> Assignment: Everything in the data below is left aside except the lines from the one containing "band gap (over mesh and band path): none" through the one containing "Total energies compare"; repeat those exactly.

═════ Record set ═════

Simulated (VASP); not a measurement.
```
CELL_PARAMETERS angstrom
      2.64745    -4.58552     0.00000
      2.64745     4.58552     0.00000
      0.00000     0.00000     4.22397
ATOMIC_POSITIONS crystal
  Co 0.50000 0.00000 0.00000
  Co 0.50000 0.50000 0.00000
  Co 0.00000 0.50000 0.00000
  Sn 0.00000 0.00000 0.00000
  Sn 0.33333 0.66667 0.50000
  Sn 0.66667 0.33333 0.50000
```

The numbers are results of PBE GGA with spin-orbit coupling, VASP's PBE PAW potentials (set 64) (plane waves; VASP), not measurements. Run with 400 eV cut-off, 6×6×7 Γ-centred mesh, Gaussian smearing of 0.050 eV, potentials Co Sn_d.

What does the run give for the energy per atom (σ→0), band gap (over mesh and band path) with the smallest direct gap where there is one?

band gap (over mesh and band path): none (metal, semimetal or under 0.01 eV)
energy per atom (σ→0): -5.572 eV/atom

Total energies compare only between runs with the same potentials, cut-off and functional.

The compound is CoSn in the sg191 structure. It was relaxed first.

═════

> Solution:
band gap (over mesh and band path): none (metal, semimetal or under 0.01 eV)
energy per atom (σ→0): -5.572 eV/atom

Total energies compare only between runs with the same potentials, cut-off and functional.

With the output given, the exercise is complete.